#### [Assignment]
Transcribe the listing below from its opening line up to and including the line that contains "atomisation energy (no zero-point term): 728.6"; reproduce nothing else.

#### [Data for review]
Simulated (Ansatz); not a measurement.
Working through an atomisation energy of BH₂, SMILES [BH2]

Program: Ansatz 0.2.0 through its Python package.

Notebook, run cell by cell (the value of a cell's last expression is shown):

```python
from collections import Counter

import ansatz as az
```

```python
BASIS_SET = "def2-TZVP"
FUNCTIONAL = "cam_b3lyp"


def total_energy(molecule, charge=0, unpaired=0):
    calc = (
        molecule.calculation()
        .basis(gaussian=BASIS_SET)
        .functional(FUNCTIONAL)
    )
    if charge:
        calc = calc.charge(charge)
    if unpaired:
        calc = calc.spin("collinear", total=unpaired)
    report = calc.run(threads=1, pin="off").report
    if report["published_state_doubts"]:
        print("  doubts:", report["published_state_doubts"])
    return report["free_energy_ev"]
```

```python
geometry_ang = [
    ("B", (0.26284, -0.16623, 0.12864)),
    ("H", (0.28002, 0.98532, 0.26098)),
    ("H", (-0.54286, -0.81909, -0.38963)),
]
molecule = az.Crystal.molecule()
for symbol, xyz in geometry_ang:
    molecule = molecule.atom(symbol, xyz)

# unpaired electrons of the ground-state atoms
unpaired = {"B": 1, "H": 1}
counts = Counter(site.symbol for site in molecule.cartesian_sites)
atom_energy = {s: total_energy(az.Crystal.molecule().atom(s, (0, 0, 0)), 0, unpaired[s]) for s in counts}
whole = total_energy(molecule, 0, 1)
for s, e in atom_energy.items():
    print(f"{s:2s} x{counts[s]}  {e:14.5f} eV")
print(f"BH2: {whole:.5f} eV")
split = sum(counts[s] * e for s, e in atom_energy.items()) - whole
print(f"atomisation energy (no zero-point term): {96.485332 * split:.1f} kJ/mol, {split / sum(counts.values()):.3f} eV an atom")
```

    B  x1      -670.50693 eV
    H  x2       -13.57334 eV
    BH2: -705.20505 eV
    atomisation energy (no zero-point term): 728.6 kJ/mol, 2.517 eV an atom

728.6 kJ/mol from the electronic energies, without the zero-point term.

#### [Answer section]
Simulated (Ansatz); not a measurement.
Working through an atomisation energy of BH₂, SMILES [BH2]

Program: Ansatz 0.2.0 through its Python package.

Notebook, run cell by cell (the value of a cell's last expression is shown):

```python
from collections import Counter

import ansatz as az
```

```python
BASIS_SET = "def2-TZVP"
FUNCTIONAL = "cam_b3lyp"


def total_energy(molecule, charge=0, unpaired=0):
    calc = (
        molecule.calculation()
        .basis(gaussian=BASIS_SET)
        .functional(FUNCTIONAL)
    )
    if charge:
        calc = calc.charge(charge)
    if unpaired:
        calc = calc.spin("collinear", total=unpaired)
    report = calc.run(threads=1, pin="off").report
    if report["published_state_doubts"]:
        print("  doubts:", report["published_state_doubts"])
    return report["free_energy_ev"]
```

```python
geometry_ang = [
    ("B", (0.26284, -0.16623, 0.12864)),
    ("H", (0.28002, 0.98532, 0.26098)),
    ("H", (-0.54286, -0.81909, -0.38963)),
]
molecule = az.Crystal.molecule()
for symbol, xyz in geometry_ang:
    molecule = molecule.atom(symbol, xyz)

# unpaired electrons of the ground-state atoms
unpaired = {"B": 1, "H": 1}
counts = Counter(site.symbol for site in molecule.cartesian_sites)
atom_energy = {s: total_energy(az.Crystal.molecule().atom(s, (0, 0, 0)), 0, unpaired[s]) for s in counts}
whole = total_energy(molecule, 0, 1)
for s, e in atom_energy.items():
    print(f"{s:2s} x{counts[s]}  {e:14.5f} eV")
print(f"BH2: {whole:.5f} eV")
split = sum(counts[s] * e for s, e in atom_energy.items()) - whole
print(f"atomisation energy (no zero-point term): {96.485332 * split:.1f} kJ/mol, {split / sum(counts.values()):.3f} eV an atom")
```

    B  x1      -670.50693 eV
    H  x2       -13.57334 eV
    BH2: -705.20505 eV
    atomisation energy (no zero-point term): 728.6 kJ/mol, 2.517 eV an atom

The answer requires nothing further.